Segment Open
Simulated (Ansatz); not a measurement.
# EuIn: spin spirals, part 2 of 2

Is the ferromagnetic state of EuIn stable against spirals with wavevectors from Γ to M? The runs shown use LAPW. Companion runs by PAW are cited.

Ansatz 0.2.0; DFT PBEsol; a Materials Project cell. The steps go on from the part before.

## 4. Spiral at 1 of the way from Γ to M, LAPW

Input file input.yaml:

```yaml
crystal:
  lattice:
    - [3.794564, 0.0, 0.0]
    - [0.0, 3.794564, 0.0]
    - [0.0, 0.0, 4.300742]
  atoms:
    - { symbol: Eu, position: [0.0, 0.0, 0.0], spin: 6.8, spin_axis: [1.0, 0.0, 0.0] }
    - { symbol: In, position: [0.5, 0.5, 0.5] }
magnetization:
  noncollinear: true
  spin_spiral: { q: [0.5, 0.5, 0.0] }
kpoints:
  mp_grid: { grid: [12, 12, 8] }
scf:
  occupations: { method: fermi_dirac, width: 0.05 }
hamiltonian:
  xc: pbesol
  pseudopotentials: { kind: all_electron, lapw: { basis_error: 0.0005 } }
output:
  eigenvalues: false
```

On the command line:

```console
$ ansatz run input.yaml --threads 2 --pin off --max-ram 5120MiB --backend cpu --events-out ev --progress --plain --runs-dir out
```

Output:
Segment Closed

BRIEF
Transcribe each line above exactly; skip none.

EXERCISE OUTPUT
Simulated (Ansatz); not a measurement.
# EuIn: spin spirals, part 2 of 2

Is the ferromagnetic state of EuIn stable against spirals with wavevectors from Γ to M? The runs shown use LAPW. Companion runs by PAW are cited.

Ansatz 0.2.0; DFT PBEsol; a Materials Project cell. The steps go on from the part before.

## 4. Spiral at 1 of the way from Γ to M, LAPW

Input file input.yaml:

```yaml
crystal:
  lattice:
    - [3.794564, 0.0, 0.0]
    - [0.0, 3.794564, 0.0]
    - [0.0, 0.0, 4.300742]
  atoms:
    - { symbol: Eu, position: [0.0, 0.0, 0.0], spin: 6.8, spin_axis: [1.0, 0.0, 0.0] }
    - { symbol: In, position: [0.5, 0.5, 0.5] }
magnetization:
  noncollinear: true
  spin_spiral: { q: [0.5, 0.5, 0.0] }
kpoints:
  mp_grid: { grid: [12, 12, 8] }
scf:
  occupations: { method: fermi_dirac, width: 0.05 }
hamiltonian:
  xc: pbesol
  pseudopotentials: { kind: all_electron, lapw: { basis_error: 0.0005 } }
output:
  eigenvalues: false
```

On the command line:

```console
$ ansatz run input.yaml --threads 2 --pin off --max-ram 5120MiB --backend cpu --events-out ev --progress --plain --runs-dir out
```

Output:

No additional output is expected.